Required action: Output everything in the listing exactly.

Data listing:
· · · · ·
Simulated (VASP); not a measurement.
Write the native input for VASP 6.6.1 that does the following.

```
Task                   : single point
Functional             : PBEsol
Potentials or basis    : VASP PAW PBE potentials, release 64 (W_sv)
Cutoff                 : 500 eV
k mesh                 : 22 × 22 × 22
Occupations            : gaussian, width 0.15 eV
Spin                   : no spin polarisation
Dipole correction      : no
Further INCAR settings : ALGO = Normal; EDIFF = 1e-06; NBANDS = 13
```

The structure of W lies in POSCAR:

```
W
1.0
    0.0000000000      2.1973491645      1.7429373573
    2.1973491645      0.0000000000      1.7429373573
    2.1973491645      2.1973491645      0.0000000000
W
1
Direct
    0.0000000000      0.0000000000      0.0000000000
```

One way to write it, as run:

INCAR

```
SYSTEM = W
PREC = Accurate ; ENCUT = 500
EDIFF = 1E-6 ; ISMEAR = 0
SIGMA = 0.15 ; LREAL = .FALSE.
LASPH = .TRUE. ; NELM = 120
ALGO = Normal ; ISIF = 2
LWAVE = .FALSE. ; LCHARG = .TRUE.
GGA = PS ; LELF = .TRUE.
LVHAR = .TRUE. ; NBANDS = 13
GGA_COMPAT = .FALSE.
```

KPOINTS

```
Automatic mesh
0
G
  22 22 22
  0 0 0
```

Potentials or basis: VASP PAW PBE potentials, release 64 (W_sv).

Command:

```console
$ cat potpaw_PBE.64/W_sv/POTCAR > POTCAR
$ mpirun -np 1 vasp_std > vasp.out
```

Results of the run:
· · · · ·

Solution:
Simulated (VASP); not a measurement.
Write the native input for VASP 6.6.1 that does the following.

```
Task                   : single point
Functional             : PBEsol
Potentials or basis    : VASP PAW PBE potentials, release 64 (W_sv)
Cutoff                 : 500 eV
k mesh                 : 22 × 22 × 22
Occupations            : gaussian, width 0.15 eV
Spin                   : no spin polarisation
Dipole correction      : no
Further INCAR settings : ALGO = Normal; EDIFF = 1e-06; NBANDS = 13
```

The structure of W lies in POSCAR:

```
W
1.0
    0.0000000000      2.1973491645      1.7429373573
    2.1973491645      0.0000000000      1.7429373573
    2.1973491645      2.1973491645      0.0000000000
W
1
Direct
    0.0000000000      0.0000000000      0.0000000000
```

One way to write it, as run:

INCAR

```
SYSTEM = W
PREC = Accurate ; ENCUT = 500
EDIFF = 1E-6 ; ISMEAR = 0
SIGMA = 0.15 ; LREAL = .FALSE.
LASPH = .TRUE. ; NELM = 120
ALGO = Normal ; ISIF = 2
LWAVE = .FALSE. ; LCHARG = .TRUE.
GGA = PS ; LELF = .TRUE.
LVHAR = .TRUE. ; NBANDS = 13
GGA_COMPAT = .FALSE.
```

KPOINTS

```
Automatic mesh
0
G
  22 22 22
  0 0 0
```

Potentials or basis: VASP PAW PBE potentials, release 64 (W_sv).

Command:

```console
$ cat potpaw_PBE.64/W_sv/POTCAR > POTCAR
$ mpirun -np 1 vasp_std > vasp.out
```

Results of the run:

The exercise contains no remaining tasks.